§ **Requirement**
The listing below contains a span that opens with the line containing "NEB run on AlPN₂H₈O, made" and closes with the line containing "These are results". Return that span exactly.

Excerpted records section start

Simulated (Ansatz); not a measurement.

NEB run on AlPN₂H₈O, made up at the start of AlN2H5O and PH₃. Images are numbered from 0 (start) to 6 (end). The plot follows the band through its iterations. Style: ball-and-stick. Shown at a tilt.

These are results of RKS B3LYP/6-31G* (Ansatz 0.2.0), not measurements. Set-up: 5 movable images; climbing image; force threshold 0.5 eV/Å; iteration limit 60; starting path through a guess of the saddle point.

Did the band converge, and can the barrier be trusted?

Excerpted records section end

§ **Problem solution**
NEB run on AlPN₂H₈O, made up at the start of AlN2H5O and PH₃. Images are numbered from 0 (start) to 6 (end). The plot follows the band through its iterations. Style: ball-and-stick. Shown at a tilt.

These are results of RKS B3LYP/6-31G* (Ansatz 0.2.0), not measurements. Set-up: 5 movable images; climbing image; force threshold 0.5 eV/Å; iteration limit 60; starting path through a guess of the saddle point.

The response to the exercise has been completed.